◇ ◇ ◇ ◇

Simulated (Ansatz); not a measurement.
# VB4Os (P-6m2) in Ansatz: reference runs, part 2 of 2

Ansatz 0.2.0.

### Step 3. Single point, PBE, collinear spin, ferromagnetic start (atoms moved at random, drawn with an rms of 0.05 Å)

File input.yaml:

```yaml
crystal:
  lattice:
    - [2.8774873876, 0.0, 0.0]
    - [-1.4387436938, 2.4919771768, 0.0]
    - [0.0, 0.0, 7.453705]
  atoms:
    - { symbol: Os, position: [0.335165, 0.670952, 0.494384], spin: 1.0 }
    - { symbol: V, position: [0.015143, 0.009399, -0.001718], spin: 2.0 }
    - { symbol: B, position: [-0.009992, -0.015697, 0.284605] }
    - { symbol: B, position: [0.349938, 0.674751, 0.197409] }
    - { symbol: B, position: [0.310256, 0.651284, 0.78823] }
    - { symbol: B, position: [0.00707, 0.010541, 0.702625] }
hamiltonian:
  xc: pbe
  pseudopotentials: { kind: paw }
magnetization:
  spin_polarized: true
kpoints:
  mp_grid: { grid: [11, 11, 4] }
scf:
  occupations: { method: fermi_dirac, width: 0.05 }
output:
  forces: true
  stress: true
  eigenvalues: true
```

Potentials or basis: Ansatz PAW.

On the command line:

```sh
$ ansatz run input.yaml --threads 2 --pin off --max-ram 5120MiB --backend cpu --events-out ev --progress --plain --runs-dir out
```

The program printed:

◇ ◇ ◇ ◇

Retype the complete listing verbatim.

Simulated (Ansatz); not a measurement.
# VB4Os (P-6m2) in Ansatz: reference runs, part 2 of 2

Ansatz 0.2.0.

### Step 3. Single point, PBE, collinear spin, ferromagnetic start (atoms moved at random, drawn with an rms of 0.05 Å)

File input.yaml:

```yaml
crystal:
  lattice:
    - [2.8774873876, 0.0, 0.0]
    - [-1.4387436938, 2.4919771768, 0.0]
    - [0.0, 0.0, 7.453705]
  atoms:
    - { symbol: Os, position: [0.335165, 0.670952, 0.494384], spin: 1.0 }
    - { symbol: V, position: [0.015143, 0.009399, -0.001718], spin: 2.0 }
    - { symbol: B, position: [-0.009992, -0.015697, 0.284605] }
    - { symbol: B, position: [0.349938, 0.674751, 0.197409] }
    - { symbol: B, position: [0.310256, 0.651284, 0.78823] }
    - { symbol: B, position: [0.00707, 0.010541, 0.702625] }
hamiltonian:
  xc: pbe
  pseudopotentials: { kind: paw }
magnetization:
  spin_polarized: true
kpoints:
  mp_grid: { grid: [11, 11, 4] }
scf:
  occupations: { method: fermi_dirac, width: 0.05 }
output:
  forces: true
  stress: true
  eigenvalues: true
```

Potentials or basis: Ansatz PAW.

On the command line:

```sh
$ ansatz run input.yaml --threads 2 --pin off --max-ram 5120MiB --backend cpu --events-out ev --progress --plain --runs-dir out
```

The program printed:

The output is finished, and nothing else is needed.